### Data extracts
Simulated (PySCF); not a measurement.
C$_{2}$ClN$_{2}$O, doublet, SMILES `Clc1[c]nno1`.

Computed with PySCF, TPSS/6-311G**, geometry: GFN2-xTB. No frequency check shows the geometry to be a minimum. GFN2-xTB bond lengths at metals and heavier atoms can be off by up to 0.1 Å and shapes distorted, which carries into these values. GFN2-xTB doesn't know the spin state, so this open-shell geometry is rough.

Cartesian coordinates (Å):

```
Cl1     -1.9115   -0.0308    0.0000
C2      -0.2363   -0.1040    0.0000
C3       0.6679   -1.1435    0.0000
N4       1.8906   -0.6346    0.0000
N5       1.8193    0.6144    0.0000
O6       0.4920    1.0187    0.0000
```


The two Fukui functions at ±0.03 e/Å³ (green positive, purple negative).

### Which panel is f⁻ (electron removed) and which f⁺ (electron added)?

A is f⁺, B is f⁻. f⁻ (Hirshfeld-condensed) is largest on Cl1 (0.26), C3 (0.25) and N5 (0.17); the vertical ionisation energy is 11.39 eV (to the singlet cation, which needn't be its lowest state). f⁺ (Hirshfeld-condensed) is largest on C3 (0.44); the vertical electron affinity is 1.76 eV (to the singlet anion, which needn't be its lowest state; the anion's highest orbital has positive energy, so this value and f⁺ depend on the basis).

### Work order
Please return the lines above that run from the line containing "Computed with PySCF, TPSS/6-311G**, geometry: GFN2-xTB." to the line containing "### Which panel", inclusive, exactly and with no other lines.

### Written response
Computed with PySCF, TPSS/6-311G**, geometry: GFN2-xTB. No frequency check shows the geometry to be a minimum. GFN2-xTB bond lengths at metals and heavier atoms can be off by up to 0.1 Å and shapes distorted, which carries into these values. GFN2-xTB doesn't know the spin state, so this open-shell geometry is rough.

Cartesian coordinates (Å):

```
Cl1     -1.9115   -0.0308    0.0000
C2      -0.2363   -0.1040    0.0000
C3       0.6679   -1.1435    0.0000
N4       1.8906   -0.6346    0.0000
N5       1.8193    0.6144    0.0000
O6       0.4920    1.0187    0.0000
```


The two Fukui functions at ±0.03 e/Å³ (green positive, purple negative).

### Which panel is f⁻ (electron removed) and which f⁺ (electron added)?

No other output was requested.